- [Provided records]:
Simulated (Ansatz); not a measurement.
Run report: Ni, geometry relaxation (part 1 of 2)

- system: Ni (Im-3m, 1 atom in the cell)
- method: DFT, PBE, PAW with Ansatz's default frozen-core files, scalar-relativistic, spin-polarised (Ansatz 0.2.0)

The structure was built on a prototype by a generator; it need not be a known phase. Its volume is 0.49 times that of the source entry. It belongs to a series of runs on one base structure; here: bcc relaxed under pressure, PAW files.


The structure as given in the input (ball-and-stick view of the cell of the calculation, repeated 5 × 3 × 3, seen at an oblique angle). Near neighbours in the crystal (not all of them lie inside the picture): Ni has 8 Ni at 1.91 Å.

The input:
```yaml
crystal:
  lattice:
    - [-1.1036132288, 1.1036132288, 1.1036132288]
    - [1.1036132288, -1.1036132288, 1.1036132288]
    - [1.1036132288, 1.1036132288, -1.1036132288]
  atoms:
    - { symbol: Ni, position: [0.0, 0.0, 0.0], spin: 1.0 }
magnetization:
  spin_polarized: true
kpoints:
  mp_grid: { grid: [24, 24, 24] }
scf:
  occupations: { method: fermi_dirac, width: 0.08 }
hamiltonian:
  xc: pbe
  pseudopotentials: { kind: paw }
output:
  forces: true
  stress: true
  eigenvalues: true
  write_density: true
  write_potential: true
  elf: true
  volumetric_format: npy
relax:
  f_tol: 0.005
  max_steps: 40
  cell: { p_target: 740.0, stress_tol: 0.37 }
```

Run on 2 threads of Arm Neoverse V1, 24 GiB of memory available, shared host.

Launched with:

- [Brief]: From the first line of the records above down to the line containing "- method: DFT, PBE, PAW", repeat each line exactly as written. Include both of those lines and add nothing.

- [Solution]:
Simulated (Ansatz); not a measurement.
Run report: Ni, geometry relaxation (part 1 of 2)

- system: Ni (Im-3m, 1 atom in the cell)
- method: DFT, PBE, PAW with Ansatz's default frozen-core files, scalar-relativistic, spin-polarised (Ansatz 0.2.0)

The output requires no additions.